#### Data supplied ####
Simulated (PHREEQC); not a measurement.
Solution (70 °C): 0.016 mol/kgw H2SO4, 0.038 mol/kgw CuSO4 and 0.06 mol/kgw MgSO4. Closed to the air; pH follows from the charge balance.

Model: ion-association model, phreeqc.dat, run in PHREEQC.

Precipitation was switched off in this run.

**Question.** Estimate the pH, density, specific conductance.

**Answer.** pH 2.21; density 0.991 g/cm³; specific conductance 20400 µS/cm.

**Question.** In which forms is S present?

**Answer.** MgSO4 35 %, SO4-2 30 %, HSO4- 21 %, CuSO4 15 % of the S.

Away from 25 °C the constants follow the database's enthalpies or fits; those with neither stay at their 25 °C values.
####

- Work item: Take the lines from the start of the records through the line holding "15 % of the S.", both included, and please print them exactly, with nothing else.

- Written response:
Simulated (PHREEQC); not a measurement.
Solution (70 °C): 0.016 mol/kgw H2SO4, 0.038 mol/kgw CuSO4 and 0.06 mol/kgw MgSO4. Closed to the air; pH follows from the charge balance.

Model: ion-association model, phreeqc.dat, run in PHREEQC.

Precipitation was switched off in this run.

**Question.** Estimate the pH, density, specific conductance.

**Answer.** pH 2.21; density 0.991 g/cm³; specific conductance 20400 µS/cm.

**Question.** In which forms is S present?

**Answer.** MgSO4 35 %, SO4-2 30 %, HSO4- 21 %, CuSO4 15 % of the S.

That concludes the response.